## REQUIRED ACTION
Please print the whole listing below exactly as it stands.

--- DATA EXCERPTS Enclosed Below ---
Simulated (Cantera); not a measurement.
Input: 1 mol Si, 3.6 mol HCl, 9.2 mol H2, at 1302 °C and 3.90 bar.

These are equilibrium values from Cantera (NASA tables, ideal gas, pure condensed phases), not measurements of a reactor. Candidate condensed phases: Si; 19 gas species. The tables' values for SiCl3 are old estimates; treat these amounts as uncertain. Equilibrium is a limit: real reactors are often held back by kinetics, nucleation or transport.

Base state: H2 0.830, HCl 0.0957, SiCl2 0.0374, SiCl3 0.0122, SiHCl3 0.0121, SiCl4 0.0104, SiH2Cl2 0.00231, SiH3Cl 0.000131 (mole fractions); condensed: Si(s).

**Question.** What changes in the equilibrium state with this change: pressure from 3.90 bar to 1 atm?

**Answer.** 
--- End of Enclosed DATA EXCERPTS ---

## REPLY
Simulated (Cantera); not a measurement.
Input: 1 mol Si, 3.6 mol HCl, 9.2 mol H2, at 1302 °C and 3.90 bar.

These are equilibrium values from Cantera (NASA tables, ideal gas, pure condensed phases), not measurements of a reactor. Candidate condensed phases: Si; 19 gas species. The tables' values for SiCl3 are old estimates; treat these amounts as uncertain. Equilibrium is a limit: real reactors are often held back by kinetics, nucleation or transport.

Base state: H2 0.830, HCl 0.0957, SiCl2 0.0374, SiCl3 0.0122, SiHCl3 0.0121, SiCl4 0.0104, SiH2Cl2 0.00231, SiH3Cl 0.000131 (mole fractions); condensed: Si(s).

**Question.** What changes in the equilibrium state with this change: pressure from 3.90 bar to 1 atm?

**Answer.** 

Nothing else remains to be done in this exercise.